▶ _REQUIRED ACTION_
Reproduce exactly, and only, the lines running from the start of the entries below to the line containing "less VASP |".

▶ _PROVIDED INFORMATION_
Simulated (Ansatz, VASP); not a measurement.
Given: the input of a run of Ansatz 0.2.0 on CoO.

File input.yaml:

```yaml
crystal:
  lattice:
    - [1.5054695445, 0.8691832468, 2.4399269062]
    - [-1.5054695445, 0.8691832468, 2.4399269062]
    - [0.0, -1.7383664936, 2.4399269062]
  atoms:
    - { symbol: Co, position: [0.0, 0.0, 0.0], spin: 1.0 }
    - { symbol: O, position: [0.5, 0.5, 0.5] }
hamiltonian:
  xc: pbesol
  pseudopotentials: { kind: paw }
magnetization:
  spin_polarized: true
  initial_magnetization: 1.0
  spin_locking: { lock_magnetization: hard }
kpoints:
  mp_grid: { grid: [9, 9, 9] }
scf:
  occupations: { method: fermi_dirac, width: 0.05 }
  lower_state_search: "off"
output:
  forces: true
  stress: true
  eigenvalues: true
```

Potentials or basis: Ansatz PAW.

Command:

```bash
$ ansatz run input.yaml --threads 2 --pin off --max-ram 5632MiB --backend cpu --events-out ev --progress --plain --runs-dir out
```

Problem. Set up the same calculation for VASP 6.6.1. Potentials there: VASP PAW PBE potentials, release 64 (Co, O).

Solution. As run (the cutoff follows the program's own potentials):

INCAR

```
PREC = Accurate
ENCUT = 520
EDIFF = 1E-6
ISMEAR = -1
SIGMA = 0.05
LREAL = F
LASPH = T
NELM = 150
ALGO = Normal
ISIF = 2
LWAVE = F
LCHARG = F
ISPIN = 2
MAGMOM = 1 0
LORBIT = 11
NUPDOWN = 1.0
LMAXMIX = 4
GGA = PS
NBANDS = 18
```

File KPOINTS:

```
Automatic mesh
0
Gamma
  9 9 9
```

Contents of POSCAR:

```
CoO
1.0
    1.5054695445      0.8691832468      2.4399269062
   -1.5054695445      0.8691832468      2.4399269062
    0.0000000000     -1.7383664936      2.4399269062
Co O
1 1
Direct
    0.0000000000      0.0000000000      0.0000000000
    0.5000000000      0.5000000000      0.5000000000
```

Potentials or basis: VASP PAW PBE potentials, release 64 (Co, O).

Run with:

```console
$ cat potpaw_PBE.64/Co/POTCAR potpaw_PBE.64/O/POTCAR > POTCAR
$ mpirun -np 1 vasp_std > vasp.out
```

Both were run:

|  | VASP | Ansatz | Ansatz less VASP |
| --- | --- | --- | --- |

▶ _REPLY_
Simulated (Ansatz, VASP); not a measurement.
Given: the input of a run of Ansatz 0.2.0 on CoO.

File input.yaml:

```yaml
crystal:
  lattice:
    - [1.5054695445, 0.8691832468, 2.4399269062]
    - [-1.5054695445, 0.8691832468, 2.4399269062]
    - [0.0, -1.7383664936, 2.4399269062]
  atoms:
    - { symbol: Co, position: [0.0, 0.0, 0.0], spin: 1.0 }
    - { symbol: O, position: [0.5, 0.5, 0.5] }
hamiltonian:
  xc: pbesol
  pseudopotentials: { kind: paw }
magnetization:
  spin_polarized: true
  initial_magnetization: 1.0
  spin_locking: { lock_magnetization: hard }
kpoints:
  mp_grid: { grid: [9, 9, 9] }
scf:
  occupations: { method: fermi_dirac, width: 0.05 }
  lower_state_search: "off"
output:
  forces: true
  stress: true
  eigenvalues: true
```

Potentials or basis: Ansatz PAW.

Command:

```bash
$ ansatz run input.yaml --threads 2 --pin off --max-ram 5632MiB --backend cpu --events-out ev --progress --plain --runs-dir out
```

Problem. Set up the same calculation for VASP 6.6.1. Potentials there: VASP PAW PBE potentials, release 64 (Co, O).

Solution. As run (the cutoff follows the program's own potentials):

INCAR

```
PREC = Accurate
ENCUT = 520
EDIFF = 1E-6
ISMEAR = -1
SIGMA = 0.05
LREAL = F
LASPH = T
NELM = 150
ALGO = Normal
ISIF = 2
LWAVE = F
LCHARG = F
ISPIN = 2
MAGMOM = 1 0
LORBIT = 11
NUPDOWN = 1.0
LMAXMIX = 4
GGA = PS
NBANDS = 18
```

File KPOINTS:

```
Automatic mesh
0
Gamma
  9 9 9
```

Contents of POSCAR:

```
CoO
1.0
    1.5054695445      0.8691832468      2.4399269062
   -1.5054695445      0.8691832468      2.4399269062
    0.0000000000     -1.7383664936      2.4399269062
Co O
1 1
Direct
    0.0000000000      0.0000000000      0.0000000000
    0.5000000000      0.5000000000      0.5000000000
```

Potentials or basis: VASP PAW PBE potentials, release 64 (Co, O).

Run with:

```console
$ cat potpaw_PBE.64/Co/POTCAR potpaw_PBE.64/O/POTCAR > POTCAR
$ mpirun -np 1 vasp_std > vasp.out
```

Both were run:

|  | VASP | Ansatz | Ansatz less VASP |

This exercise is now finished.